* **Work request**
The whole listing is to be repeated exactly. Add nothing.

* **Provided material**
---+---

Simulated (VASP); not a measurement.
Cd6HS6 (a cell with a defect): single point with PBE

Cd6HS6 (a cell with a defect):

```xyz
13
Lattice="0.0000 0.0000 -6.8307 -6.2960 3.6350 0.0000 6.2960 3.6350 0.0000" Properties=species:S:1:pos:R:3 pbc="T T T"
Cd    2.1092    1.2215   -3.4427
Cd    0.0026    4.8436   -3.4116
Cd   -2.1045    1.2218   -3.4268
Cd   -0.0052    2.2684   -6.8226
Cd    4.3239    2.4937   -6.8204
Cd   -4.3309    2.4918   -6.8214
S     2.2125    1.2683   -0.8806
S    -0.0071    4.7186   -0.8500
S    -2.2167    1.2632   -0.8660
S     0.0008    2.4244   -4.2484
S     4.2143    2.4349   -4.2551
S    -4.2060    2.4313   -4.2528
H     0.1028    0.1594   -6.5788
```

---+---

* **Task solution**
Simulated (VASP); not a measurement.
Cd6HS6 (a cell with a defect): single point with PBE

Cd6HS6 (a cell with a defect):

```xyz
13
Lattice="0.0000 0.0000 -6.8307 -6.2960 3.6350 0.0000 6.2960 3.6350 0.0000" Properties=species:S:1:pos:R:3 pbc="T T T"
Cd    2.1092    1.2215   -3.4427
Cd    0.0026    4.8436   -3.4116
Cd   -2.1045    1.2218   -3.4268
Cd   -0.0052    2.2684   -6.8226
Cd    4.3239    2.4937   -6.8204
Cd   -4.3309    2.4918   -6.8214
S     2.2125    1.2683   -0.8806
S    -0.0071    4.7186   -0.8500
S    -2.2167    1.2632   -0.8660
S     0.0008    2.4244   -4.2484
S     4.2143    2.4349   -4.2551
S    -4.2060    2.4313   -4.2528
H     0.1028    0.1594   -6.5788
```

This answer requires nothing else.